Top of STORED DATA
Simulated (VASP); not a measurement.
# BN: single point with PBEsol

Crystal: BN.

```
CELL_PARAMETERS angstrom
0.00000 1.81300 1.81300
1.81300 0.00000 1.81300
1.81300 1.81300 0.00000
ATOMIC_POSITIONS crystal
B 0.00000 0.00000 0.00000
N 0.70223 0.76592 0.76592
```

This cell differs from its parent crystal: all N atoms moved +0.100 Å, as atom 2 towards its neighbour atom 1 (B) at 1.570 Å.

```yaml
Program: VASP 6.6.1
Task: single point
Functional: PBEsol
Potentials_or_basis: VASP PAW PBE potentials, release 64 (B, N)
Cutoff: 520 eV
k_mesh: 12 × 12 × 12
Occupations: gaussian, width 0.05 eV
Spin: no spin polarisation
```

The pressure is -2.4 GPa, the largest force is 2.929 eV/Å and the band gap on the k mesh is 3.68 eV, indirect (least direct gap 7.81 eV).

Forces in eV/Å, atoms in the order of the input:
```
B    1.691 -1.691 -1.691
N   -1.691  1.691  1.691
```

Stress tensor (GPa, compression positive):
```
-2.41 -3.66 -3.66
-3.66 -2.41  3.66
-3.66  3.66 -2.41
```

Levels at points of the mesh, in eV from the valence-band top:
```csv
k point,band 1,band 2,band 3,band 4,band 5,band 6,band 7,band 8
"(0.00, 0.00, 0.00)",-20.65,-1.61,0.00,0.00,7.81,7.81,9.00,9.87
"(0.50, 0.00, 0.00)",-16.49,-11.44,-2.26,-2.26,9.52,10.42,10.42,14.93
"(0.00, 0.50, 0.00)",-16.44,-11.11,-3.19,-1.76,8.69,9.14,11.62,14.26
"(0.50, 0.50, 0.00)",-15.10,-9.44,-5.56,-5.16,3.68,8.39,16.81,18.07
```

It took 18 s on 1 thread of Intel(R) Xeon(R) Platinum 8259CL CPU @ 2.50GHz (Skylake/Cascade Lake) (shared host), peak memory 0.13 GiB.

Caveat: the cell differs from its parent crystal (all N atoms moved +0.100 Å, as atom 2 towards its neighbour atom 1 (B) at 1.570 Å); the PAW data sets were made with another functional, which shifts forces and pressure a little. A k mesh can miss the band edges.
Bottom of STORED DATA

* **WORK REQUEST**
From the opening line of the data above, please print each line as written up to and including the line that contains "It took 18 s", and nothing more.

* **EXERCISE ANSWER**
Simulated (VASP); not a measurement.
# BN: single point with PBEsol

Crystal: BN.

```
CELL_PARAMETERS angstrom
0.00000 1.81300 1.81300
1.81300 0.00000 1.81300
1.81300 1.81300 0.00000
ATOMIC_POSITIONS crystal
B 0.00000 0.00000 0.00000
N 0.70223 0.76592 0.76592
```

This cell differs from its parent crystal: all N atoms moved +0.100 Å, as atom 2 towards its neighbour atom 1 (B) at 1.570 Å.

```yaml
Program: VASP 6.6.1
Task: single point
Functional: PBEsol
Potentials_or_basis: VASP PAW PBE potentials, release 64 (B, N)
Cutoff: 520 eV
k_mesh: 12 × 12 × 12
Occupations: gaussian, width 0.05 eV
Spin: no spin polarisation
```

The pressure is -2.4 GPa, the largest force is 2.929 eV/Å and the band gap on the k mesh is 3.68 eV, indirect (least direct gap 7.81 eV).

Forces in eV/Å, atoms in the order of the input:
```
B    1.691 -1.691 -1.691
N   -1.691  1.691  1.691
```

Stress tensor (GPa, compression positive):
```
-2.41 -3.66 -3.66
-3.66 -2.41  3.66
-3.66  3.66 -2.41
```

Levels at points of the mesh, in eV from the valence-band top:
```csv
k point,band 1,band 2,band 3,band 4,band 5,band 6,band 7,band 8
"(0.00, 0.00, 0.00)",-20.65,-1.61,0.00,0.00,7.81,7.81,9.00,9.87
"(0.50, 0.00, 0.00)",-16.49,-11.44,-2.26,-2.26,9.52,10.42,10.42,14.93
"(0.00, 0.50, 0.00)",-16.44,-11.11,-3.19,-1.76,8.69,9.14,11.62,14.26
"(0.50, 0.50, 0.00)",-15.10,-9.44,-5.56,-5.16,3.68,8.39,16.81,18.07
```

It took 18 s on 1 thread of Intel(R) Xeon(R) Platinum 8259CL CPU @ 2.50GHz (Skylake/Cascade Lake) (shared host), peak memory 0.13 GiB.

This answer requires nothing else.